WORK INSTRUCTION => Exactly reproduce the data from its first line through the line with "The cell and", leaving out every line after it.

== INFORMATION SUPPLIED
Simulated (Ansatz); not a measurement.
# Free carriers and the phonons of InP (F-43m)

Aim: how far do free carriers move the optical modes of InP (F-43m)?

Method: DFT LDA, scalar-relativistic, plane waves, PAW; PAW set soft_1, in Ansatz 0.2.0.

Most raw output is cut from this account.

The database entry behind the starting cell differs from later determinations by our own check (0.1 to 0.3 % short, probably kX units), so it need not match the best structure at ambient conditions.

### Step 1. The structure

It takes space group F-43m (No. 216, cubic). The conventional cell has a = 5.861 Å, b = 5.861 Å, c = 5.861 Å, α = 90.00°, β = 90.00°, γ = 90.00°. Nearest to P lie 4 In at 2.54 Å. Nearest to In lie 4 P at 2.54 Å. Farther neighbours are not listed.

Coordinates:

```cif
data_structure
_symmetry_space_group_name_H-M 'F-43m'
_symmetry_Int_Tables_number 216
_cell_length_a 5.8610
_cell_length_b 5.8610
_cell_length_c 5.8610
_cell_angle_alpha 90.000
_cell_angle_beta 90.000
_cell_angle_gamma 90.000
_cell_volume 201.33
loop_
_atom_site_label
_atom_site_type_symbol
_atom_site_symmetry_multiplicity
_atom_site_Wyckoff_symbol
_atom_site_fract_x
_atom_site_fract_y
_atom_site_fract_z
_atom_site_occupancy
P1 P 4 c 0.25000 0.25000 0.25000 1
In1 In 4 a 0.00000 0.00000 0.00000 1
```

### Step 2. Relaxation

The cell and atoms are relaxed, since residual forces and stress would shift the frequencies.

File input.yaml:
====

EXERCISE RESPONSE =>
Simulated (Ansatz); not a measurement.
# Free carriers and the phonons of InP (F-43m)

Aim: how far do free carriers move the optical modes of InP (F-43m)?

Method: DFT LDA, scalar-relativistic, plane waves, PAW; PAW set soft_1, in Ansatz 0.2.0.

Most raw output is cut from this account.

The database entry behind the starting cell differs from later determinations by our own check (0.1 to 0.3 % short, probably kX units), so it need not match the best structure at ambient conditions.

### Step 1. The structure

It takes space group F-43m (No. 216, cubic). The conventional cell has a = 5.861 Å, b = 5.861 Å, c = 5.861 Å, α = 90.00°, β = 90.00°, γ = 90.00°. Nearest to P lie 4 In at 2.54 Å. Nearest to In lie 4 P at 2.54 Å. Farther neighbours are not listed.

Coordinates:

```cif
data_structure
_symmetry_space_group_name_H-M 'F-43m'
_symmetry_Int_Tables_number 216
_cell_length_a 5.8610
_cell_length_b 5.8610
_cell_length_c 5.8610
_cell_angle_alpha 90.000
_cell_angle_beta 90.000
_cell_angle_gamma 90.000
_cell_volume 201.33
loop_
_atom_site_label
_atom_site_type_symbol
_atom_site_symmetry_multiplicity
_atom_site_Wyckoff_symbol
_atom_site_fract_x
_atom_site_fract_y
_atom_site_fract_z
_atom_site_occupancy
P1 P 4 c 0.25000 0.25000 0.25000 1
In1 In 4 a 0.00000 0.00000 0.00000 1
```

### Step 2. Relaxation

The cell and atoms are relaxed, since residual forces and stress would shift the frequencies.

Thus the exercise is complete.